Please reproduce exactly the lines that begin the listing below, up to and including the line where "2.173 | 2.025 |" occurs.

* _DATA LISTING_:
──────────

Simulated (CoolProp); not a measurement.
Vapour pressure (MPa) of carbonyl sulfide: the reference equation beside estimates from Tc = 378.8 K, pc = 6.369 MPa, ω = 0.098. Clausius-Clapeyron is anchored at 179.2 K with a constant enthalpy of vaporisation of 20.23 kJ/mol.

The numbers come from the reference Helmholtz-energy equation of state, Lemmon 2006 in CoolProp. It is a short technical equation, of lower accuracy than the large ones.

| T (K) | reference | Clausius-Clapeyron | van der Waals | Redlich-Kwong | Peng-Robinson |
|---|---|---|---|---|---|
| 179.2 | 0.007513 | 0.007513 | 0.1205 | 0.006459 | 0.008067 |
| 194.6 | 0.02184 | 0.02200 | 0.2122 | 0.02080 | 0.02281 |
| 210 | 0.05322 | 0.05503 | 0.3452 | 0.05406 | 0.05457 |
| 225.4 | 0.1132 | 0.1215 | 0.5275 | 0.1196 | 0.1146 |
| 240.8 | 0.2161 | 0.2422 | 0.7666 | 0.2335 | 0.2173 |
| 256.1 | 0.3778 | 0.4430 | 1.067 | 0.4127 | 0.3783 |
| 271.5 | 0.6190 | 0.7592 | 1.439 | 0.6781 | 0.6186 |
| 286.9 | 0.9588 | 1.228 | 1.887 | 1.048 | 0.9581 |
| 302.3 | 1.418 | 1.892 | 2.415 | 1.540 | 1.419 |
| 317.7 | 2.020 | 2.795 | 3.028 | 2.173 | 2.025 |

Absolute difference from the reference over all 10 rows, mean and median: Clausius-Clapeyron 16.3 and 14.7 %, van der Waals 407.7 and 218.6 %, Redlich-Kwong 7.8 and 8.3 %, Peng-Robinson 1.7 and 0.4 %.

──────────

* _ANSWER AREA_:
Simulated (CoolProp); not a measurement.
Vapour pressure (MPa) of carbonyl sulfide: the reference equation beside estimates from Tc = 378.8 K, pc = 6.369 MPa, ω = 0.098. Clausius-Clapeyron is anchored at 179.2 K with a constant enthalpy of vaporisation of 20.23 kJ/mol.

The numbers come from the reference Helmholtz-energy equation of state, Lemmon 2006 in CoolProp. It is a short technical equation, of lower accuracy than the large ones.

| T (K) | reference | Clausius-Clapeyron | van der Waals | Redlich-Kwong | Peng-Robinson |
|---|---|---|---|---|---|
| 179.2 | 0.007513 | 0.007513 | 0.1205 | 0.006459 | 0.008067 |
| 194.6 | 0.02184 | 0.02200 | 0.2122 | 0.02080 | 0.02281 |
| 210 | 0.05322 | 0.05503 | 0.3452 | 0.05406 | 0.05457 |
| 225.4 | 0.1132 | 0.1215 | 0.5275 | 0.1196 | 0.1146 |
| 240.8 | 0.2161 | 0.2422 | 0.7666 | 0.2335 | 0.2173 |
| 256.1 | 0.3778 | 0.4430 | 1.067 | 0.4127 | 0.3783 |
| 271.5 | 0.6190 | 0.7592 | 1.439 | 0.6781 | 0.6186 |
| 286.9 | 0.9588 | 1.228 | 1.887 | 1.048 | 0.9581 |
| 302.3 | 1.418 | 1.892 | 2.415 | 1.540 | 1.419 |
| 317.7 | 2.020 | 2.795 | 3.028 | 2.173 | 2.025 |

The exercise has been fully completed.